§ **Assigned task**: Your answer must be the records, copied with no change.

=== Section Start ===
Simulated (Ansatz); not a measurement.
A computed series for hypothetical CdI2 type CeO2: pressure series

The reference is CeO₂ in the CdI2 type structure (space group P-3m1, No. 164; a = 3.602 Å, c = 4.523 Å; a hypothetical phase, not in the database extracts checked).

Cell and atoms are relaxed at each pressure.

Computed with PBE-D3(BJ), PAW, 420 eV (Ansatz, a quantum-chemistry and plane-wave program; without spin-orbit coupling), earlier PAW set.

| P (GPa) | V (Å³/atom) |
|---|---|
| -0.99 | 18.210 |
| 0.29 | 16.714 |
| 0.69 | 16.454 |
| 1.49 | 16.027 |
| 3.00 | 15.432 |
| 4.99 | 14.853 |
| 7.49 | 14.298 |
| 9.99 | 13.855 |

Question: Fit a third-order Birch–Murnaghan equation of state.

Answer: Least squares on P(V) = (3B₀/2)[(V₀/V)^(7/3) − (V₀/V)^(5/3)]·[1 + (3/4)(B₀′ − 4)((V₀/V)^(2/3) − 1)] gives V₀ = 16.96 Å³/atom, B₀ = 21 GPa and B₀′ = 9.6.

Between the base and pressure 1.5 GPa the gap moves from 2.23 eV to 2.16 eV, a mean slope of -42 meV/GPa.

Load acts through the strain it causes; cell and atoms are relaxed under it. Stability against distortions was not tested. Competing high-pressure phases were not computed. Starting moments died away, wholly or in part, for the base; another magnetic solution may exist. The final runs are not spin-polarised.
=== Section End ===

§ **Task response**:
Simulated (Ansatz); not a measurement.
A computed series for hypothetical CdI2 type CeO2: pressure series

The reference is CeO₂ in the CdI2 type structure (space group P-3m1, No. 164; a = 3.602 Å, c = 4.523 Å; a hypothetical phase, not in the database extracts checked).

Cell and atoms are relaxed at each pressure.

Computed with PBE-D3(BJ), PAW, 420 eV (Ansatz, a quantum-chemistry and plane-wave program; without spin-orbit coupling), earlier PAW set.

| P (GPa) | V (Å³/atom) |
|---|---|
| -0.99 | 18.210 |
| 0.29 | 16.714 |
| 0.69 | 16.454 |
| 1.49 | 16.027 |
| 3.00 | 15.432 |
| 4.99 | 14.853 |
| 7.49 | 14.298 |
| 9.99 | 13.855 |

Question: Fit a third-order Birch–Murnaghan equation of state.

Answer: Least squares on P(V) = (3B₀/2)[(V₀/V)^(7/3) − (V₀/V)^(5/3)]·[1 + (3/4)(B₀′ − 4)((V₀/V)^(2/3) − 1)] gives V₀ = 16.96 Å³/atom, B₀ = 21 GPa and B₀′ = 9.6.

Between the base and pressure 1.5 GPa the gap moves from 2.23 eV to 2.16 eV, a mean slope of -42 meV/GPa.

Load acts through the strain it causes; cell and atoms are relaxed under it. Stability against distortions was not tested. Competing high-pressure phases were not computed. Starting moments died away, wholly or in part, for the base; another magnetic solution may exist. The final runs are not spin-polarised.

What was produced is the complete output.